● ● ●

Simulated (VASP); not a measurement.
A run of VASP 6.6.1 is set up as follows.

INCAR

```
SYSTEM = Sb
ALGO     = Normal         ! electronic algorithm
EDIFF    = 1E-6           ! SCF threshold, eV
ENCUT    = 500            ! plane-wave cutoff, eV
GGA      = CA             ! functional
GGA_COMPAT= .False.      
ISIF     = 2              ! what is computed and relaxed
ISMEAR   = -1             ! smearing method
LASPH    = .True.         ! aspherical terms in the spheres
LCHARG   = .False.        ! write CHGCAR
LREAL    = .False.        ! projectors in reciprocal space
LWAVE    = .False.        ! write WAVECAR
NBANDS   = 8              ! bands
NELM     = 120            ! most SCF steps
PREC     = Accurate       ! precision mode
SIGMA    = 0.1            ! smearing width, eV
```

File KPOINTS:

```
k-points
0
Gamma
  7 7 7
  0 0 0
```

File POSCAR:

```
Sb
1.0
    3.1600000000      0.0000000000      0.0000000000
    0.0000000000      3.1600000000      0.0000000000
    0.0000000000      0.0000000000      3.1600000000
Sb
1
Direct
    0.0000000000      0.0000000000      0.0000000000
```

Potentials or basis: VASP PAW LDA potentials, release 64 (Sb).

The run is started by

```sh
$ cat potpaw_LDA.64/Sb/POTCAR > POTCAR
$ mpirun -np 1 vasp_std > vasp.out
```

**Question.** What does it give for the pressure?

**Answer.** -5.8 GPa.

● ● ●

| Action item |
What you return should be the lines from the beginning of the records through the one that contains "for the pressure?", repeated exactly and with no additions.

| Exercise result |
Simulated (VASP); not a measurement.
A run of VASP 6.6.1 is set up as follows.

INCAR

```
SYSTEM = Sb
ALGO     = Normal         ! electronic algorithm
EDIFF    = 1E-6           ! SCF threshold, eV
ENCUT    = 500            ! plane-wave cutoff, eV
GGA      = CA             ! functional
GGA_COMPAT= .False.      
ISIF     = 2              ! what is computed and relaxed
ISMEAR   = -1             ! smearing method
LASPH    = .True.         ! aspherical terms in the spheres
LCHARG   = .False.        ! write CHGCAR
LREAL    = .False.        ! projectors in reciprocal space
LWAVE    = .False.        ! write WAVECAR
NBANDS   = 8              ! bands
NELM     = 120            ! most SCF steps
PREC     = Accurate       ! precision mode
SIGMA    = 0.1            ! smearing width, eV
```

File KPOINTS:

```
k-points
0
Gamma
  7 7 7
  0 0 0
```

File POSCAR:

```
Sb
1.0
    3.1600000000      0.0000000000      0.0000000000
    0.0000000000      3.1600000000      0.0000000000
    0.0000000000      0.0000000000      3.1600000000
Sb
1
Direct
    0.0000000000      0.0000000000      0.0000000000
```

Potentials or basis: VASP PAW LDA potentials, release 64 (Sb).

The run is started by

```sh
$ cat potpaw_LDA.64/Sb/POTCAR > POTCAR
$ mpirun -np 1 vasp_std > vasp.out
```

**Question.** What does it give for the pressure?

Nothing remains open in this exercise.